Go through the listing below and output exactly the line with "Start from Y", the line with "Question: Order them", and each line between; omit the rest.

= Information shown =
-.-.-

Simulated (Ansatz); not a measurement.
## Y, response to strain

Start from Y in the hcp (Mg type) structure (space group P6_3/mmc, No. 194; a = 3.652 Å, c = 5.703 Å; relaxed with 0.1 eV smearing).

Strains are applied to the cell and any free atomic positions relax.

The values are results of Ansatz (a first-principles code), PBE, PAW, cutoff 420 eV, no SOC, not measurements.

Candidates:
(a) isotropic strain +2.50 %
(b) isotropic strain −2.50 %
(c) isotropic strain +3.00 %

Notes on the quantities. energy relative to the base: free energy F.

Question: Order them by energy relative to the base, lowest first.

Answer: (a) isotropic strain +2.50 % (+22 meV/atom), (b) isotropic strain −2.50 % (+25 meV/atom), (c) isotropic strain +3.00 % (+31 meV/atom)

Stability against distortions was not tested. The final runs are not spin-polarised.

-.-.-

= Task response =
Start from Y in the hcp (Mg type) structure (space group P6_3/mmc, No. 194; a = 3.652 Å, c = 5.703 Å; relaxed with 0.1 eV smearing).

Strains are applied to the cell and any free atomic positions relax.

The values are results of Ansatz (a first-principles code), PBE, PAW, cutoff 420 eV, no SOC, not measurements.

Candidates:
(a) isotropic strain +2.50 %
(b) isotropic strain −2.50 %
(c) isotropic strain +3.00 %

Notes on the quantities. energy relative to the base: free energy F.

Question: Order them by energy relative to the base, lowest first.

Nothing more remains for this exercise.